RECORDS SHOWN:
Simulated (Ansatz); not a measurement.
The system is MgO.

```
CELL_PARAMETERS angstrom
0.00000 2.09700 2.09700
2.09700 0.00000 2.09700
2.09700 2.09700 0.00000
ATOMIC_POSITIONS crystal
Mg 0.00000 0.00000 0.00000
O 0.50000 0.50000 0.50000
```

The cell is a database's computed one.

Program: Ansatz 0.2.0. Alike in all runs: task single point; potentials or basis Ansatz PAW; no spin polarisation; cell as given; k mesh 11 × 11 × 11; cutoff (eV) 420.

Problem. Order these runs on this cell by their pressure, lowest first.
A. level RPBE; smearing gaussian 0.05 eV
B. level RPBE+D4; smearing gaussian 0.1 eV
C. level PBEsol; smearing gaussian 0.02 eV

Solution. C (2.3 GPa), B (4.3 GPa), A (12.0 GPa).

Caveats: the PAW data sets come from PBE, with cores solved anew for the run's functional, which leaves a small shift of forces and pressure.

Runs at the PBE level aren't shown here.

TASK ITEM: From the first line of the listing above through the line that contains "Caveats: the PAW", set down each line without alteration, and nothing else.

TASK ANSWER:
Simulated (Ansatz); not a measurement.
The system is MgO.

```
CELL_PARAMETERS angstrom
0.00000 2.09700 2.09700
2.09700 0.00000 2.09700
2.09700 2.09700 0.00000
ATOMIC_POSITIONS crystal
Mg 0.00000 0.00000 0.00000
O 0.50000 0.50000 0.50000
```

The cell is a database's computed one.

Program: Ansatz 0.2.0. Alike in all runs: task single point; potentials or basis Ansatz PAW; no spin polarisation; cell as given; k mesh 11 × 11 × 11; cutoff (eV) 420.

Problem. Order these runs on this cell by their pressure, lowest first.
A. level RPBE; smearing gaussian 0.05 eV
B. level RPBE+D4; smearing gaussian 0.1 eV
C. level PBEsol; smearing gaussian 0.02 eV

Solution. C (2.3 GPa), B (4.3 GPa), A (12.0 GPa).

Caveats: the PAW data sets come from PBE, with cores solved anew for the run's functional, which leaves a small shift of forces and pressure.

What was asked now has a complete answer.